* [EXTRACTED DATA]:
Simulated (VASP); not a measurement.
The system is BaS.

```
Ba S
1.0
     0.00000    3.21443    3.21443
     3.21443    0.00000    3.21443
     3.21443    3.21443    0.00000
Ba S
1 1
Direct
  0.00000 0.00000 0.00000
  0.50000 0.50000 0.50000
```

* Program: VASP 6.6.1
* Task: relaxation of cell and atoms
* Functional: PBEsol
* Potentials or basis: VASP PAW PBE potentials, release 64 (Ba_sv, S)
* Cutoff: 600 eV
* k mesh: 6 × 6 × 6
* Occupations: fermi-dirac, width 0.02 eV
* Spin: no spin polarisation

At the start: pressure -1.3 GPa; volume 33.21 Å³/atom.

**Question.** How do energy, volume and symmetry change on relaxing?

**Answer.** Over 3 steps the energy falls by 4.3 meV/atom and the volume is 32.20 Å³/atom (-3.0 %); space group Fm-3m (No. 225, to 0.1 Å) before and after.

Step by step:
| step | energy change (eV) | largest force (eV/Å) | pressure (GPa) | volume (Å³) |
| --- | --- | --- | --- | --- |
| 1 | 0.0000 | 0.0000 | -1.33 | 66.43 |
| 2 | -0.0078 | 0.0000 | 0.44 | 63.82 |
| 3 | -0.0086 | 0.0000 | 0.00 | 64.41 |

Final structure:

* [WORK ITEM]:
Go back to the listing above. Copy word for word the lines from the one with "The system is BaS." through the one with "Program: VASP 6.6.1", and nothing more.

* [ANSWER AREA]:
The system is BaS.

```
Ba S
1.0
     0.00000    3.21443    3.21443
     3.21443    0.00000    3.21443
     3.21443    3.21443    0.00000
Ba S
1 1
Direct
  0.00000 0.00000 0.00000
  0.50000 0.50000 0.50000
```

* Program: VASP 6.6.1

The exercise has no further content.